* Entries shown:
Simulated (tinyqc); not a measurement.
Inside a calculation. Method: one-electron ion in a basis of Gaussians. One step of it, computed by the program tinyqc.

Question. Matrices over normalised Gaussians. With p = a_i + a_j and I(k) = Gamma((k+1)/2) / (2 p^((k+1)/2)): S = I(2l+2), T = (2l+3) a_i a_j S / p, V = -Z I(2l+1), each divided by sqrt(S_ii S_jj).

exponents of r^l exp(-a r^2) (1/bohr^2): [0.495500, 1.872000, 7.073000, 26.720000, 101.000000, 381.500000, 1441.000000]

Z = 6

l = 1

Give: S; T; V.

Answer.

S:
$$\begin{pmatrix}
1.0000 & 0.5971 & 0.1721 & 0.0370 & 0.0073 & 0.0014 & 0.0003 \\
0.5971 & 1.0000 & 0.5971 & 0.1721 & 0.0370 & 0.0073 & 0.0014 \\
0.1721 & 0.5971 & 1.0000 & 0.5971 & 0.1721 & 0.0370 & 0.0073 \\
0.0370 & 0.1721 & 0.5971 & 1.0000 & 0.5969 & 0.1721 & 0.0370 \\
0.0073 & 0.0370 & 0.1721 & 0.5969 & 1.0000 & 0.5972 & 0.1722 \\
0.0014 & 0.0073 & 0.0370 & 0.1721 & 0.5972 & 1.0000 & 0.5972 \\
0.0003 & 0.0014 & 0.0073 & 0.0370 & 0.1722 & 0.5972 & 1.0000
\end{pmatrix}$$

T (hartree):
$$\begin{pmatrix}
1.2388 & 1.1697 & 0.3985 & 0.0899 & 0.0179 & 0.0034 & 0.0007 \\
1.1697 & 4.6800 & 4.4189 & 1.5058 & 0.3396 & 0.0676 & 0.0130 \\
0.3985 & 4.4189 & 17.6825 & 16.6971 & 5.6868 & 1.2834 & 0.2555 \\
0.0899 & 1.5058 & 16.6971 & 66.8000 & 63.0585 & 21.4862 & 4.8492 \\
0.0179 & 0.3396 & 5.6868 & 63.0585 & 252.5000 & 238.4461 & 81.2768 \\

* Work task: Exactly as they appear, retype the lines from the start of the records through the line containing "0.0899 & 1.5058".

* Task output:
Simulated (tinyqc); not a measurement.
Inside a calculation. Method: one-electron ion in a basis of Gaussians. One step of it, computed by the program tinyqc.

Question. Matrices over normalised Gaussians. With p = a_i + a_j and I(k) = Gamma((k+1)/2) / (2 p^((k+1)/2)): S = I(2l+2), T = (2l+3) a_i a_j S / p, V = -Z I(2l+1), each divided by sqrt(S_ii S_jj).

exponents of r^l exp(-a r^2) (1/bohr^2): [0.495500, 1.872000, 7.073000, 26.720000, 101.000000, 381.500000, 1441.000000]

Z = 6

l = 1

Give: S; T; V.

Answer.

S:
$$\begin{pmatrix}
1.0000 & 0.5971 & 0.1721 & 0.0370 & 0.0073 & 0.0014 & 0.0003 \\
0.5971 & 1.0000 & 0.5971 & 0.1721 & 0.0370 & 0.0073 & 0.0014 \\
0.1721 & 0.5971 & 1.0000 & 0.5971 & 0.1721 & 0.0370 & 0.0073 \\
0.0370 & 0.1721 & 0.5971 & 1.0000 & 0.5969 & 0.1721 & 0.0370 \\
0.0073 & 0.0370 & 0.1721 & 0.5969 & 1.0000 & 0.5972 & 0.1722 \\
0.0014 & 0.0073 & 0.0370 & 0.1721 & 0.5972 & 1.0000 & 0.5972 \\
0.0003 & 0.0014 & 0.0073 & 0.0370 & 0.1722 & 0.5972 & 1.0000
\end{pmatrix}$$

T (hartree):
$$\begin{pmatrix}
1.2388 & 1.1697 & 0.3985 & 0.0899 & 0.0179 & 0.0034 & 0.0007 \\
1.1697 & 4.6800 & 4.4189 & 1.5058 & 0.3396 & 0.0676 & 0.0130 \\
0.3985 & 4.4189 & 17.6825 & 16.6971 & 5.6868 & 1.2834 & 0.2555 \\
0.0899 & 1.5058 & 16.6971 & 66.8000 & 63.0585 & 21.4862 & 4.8492 \\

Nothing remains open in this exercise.